In the listing that follows, locate the line containing "One of the cells" and the line containing "Functional | PBE |". Retype exactly those two lines and every line between them, and nothing more.

Record extracts »

··········

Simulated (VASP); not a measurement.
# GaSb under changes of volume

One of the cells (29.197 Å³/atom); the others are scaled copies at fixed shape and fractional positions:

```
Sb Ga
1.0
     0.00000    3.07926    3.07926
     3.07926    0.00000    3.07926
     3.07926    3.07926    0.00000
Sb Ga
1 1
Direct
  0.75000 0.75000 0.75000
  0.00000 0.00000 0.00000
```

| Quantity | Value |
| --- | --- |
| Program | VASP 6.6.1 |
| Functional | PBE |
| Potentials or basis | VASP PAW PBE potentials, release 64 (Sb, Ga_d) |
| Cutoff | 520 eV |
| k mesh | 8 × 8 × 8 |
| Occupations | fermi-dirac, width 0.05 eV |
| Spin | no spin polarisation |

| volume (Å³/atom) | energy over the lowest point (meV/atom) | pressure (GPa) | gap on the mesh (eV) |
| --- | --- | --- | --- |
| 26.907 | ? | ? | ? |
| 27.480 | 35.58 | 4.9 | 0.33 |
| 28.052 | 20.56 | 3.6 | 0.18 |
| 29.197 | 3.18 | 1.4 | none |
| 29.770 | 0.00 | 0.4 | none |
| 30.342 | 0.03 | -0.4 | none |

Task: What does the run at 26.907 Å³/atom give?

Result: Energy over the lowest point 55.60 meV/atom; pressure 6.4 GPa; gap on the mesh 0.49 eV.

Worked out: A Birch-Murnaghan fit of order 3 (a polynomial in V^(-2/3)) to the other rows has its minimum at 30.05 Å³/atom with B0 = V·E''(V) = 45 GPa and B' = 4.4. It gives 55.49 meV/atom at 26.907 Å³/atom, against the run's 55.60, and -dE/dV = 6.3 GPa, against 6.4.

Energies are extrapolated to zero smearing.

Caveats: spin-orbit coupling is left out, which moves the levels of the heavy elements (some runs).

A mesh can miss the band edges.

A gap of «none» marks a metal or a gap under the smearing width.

··········

Your response »
One of the cells (29.197 Å³/atom); the others are scaled copies at fixed shape and fractional positions:

```
Sb Ga
1.0
     0.00000    3.07926    3.07926
     3.07926    0.00000    3.07926
     3.07926    3.07926    0.00000
Sb Ga
1 1
Direct
  0.75000 0.75000 0.75000
  0.00000 0.00000 0.00000
```

| Quantity | Value |
| --- | --- |
| Program | VASP 6.6.1 |
| Functional | PBE |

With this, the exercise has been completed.